▸ **Work order**
Write out exactly what each line says, starting with the first line below and ending on the one with "At the start: pressure".

Entries supplied Start Marker
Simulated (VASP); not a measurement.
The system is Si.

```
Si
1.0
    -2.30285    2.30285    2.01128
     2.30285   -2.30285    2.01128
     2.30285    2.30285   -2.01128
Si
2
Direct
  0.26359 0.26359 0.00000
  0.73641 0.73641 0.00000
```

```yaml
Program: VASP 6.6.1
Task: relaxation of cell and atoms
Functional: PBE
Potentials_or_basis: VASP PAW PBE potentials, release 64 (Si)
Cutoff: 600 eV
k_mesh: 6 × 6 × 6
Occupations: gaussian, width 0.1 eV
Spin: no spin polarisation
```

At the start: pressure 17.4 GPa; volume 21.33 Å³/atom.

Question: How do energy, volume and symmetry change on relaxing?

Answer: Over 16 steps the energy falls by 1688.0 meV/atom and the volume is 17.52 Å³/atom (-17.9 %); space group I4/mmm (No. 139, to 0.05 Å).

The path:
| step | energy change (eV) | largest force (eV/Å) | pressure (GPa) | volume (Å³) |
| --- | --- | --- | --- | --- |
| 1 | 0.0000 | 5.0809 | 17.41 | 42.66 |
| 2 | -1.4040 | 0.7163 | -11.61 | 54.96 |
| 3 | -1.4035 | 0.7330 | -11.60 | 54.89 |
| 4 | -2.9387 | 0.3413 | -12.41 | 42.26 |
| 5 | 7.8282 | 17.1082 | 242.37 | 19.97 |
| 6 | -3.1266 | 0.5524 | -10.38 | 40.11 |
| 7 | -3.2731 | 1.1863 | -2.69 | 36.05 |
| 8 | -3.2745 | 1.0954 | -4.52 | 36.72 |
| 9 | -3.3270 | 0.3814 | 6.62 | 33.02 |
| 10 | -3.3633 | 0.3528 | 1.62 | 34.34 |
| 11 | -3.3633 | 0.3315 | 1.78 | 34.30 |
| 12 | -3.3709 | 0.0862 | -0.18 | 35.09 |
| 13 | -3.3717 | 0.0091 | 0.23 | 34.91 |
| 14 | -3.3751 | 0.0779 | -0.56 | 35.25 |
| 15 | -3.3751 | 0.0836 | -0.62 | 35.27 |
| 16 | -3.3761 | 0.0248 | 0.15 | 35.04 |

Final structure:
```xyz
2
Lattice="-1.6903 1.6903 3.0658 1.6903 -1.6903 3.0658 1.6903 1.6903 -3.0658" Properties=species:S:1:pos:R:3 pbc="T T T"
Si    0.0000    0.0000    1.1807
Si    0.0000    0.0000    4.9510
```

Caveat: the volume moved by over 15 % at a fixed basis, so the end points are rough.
Entries supplied End Marker

▸ **Your response**
Simulated (VASP); not a measurement.
The system is Si.

```
Si
1.0
    -2.30285    2.30285    2.01128
     2.30285   -2.30285    2.01128
     2.30285    2.30285   -2.01128
Si
2
Direct
  0.26359 0.26359 0.00000
  0.73641 0.73641 0.00000
```

```yaml
Program: VASP 6.6.1
Task: relaxation of cell and atoms
Functional: PBE
Potentials_or_basis: VASP PAW PBE potentials, release 64 (Si)
Cutoff: 600 eV
k_mesh: 6 × 6 × 6
Occupations: gaussian, width 0.1 eV
Spin: no spin polarisation
```

At the start: pressure 17.4 GPa; volume 21.33 Å³/atom.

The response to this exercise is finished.